◆ **DATA SUPPLIED**:
+ + + + + + +

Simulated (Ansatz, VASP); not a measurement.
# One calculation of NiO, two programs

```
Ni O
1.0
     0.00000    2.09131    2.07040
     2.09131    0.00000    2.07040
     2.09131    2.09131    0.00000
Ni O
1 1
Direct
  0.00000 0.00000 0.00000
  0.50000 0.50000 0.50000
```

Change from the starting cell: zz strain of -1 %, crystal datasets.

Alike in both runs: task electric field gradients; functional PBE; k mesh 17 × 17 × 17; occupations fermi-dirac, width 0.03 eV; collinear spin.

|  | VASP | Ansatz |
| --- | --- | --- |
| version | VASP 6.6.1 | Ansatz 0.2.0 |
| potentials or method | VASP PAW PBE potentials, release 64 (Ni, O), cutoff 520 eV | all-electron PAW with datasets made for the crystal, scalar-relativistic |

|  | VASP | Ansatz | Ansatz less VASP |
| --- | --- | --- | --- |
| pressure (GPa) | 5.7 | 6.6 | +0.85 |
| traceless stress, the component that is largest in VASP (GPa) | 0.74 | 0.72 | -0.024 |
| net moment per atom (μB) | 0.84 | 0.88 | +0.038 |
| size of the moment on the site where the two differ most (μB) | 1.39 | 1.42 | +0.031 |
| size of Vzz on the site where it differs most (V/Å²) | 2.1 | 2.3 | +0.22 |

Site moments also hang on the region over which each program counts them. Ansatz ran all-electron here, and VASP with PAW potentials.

+ + + + + + +

Transcribe the records above from the line holding "1.42 | +0.031 |" down to the line holding "2.3 | +0.22 |", inclusive, without adding anything.

◆ **REPLY**:
| size of the moment on the site where the two differ most (μB) | 1.39 | 1.42 | +0.031 |
| size of Vzz on the site where it differs most (V/Å²) | 2.1 | 2.3 | +0.22 |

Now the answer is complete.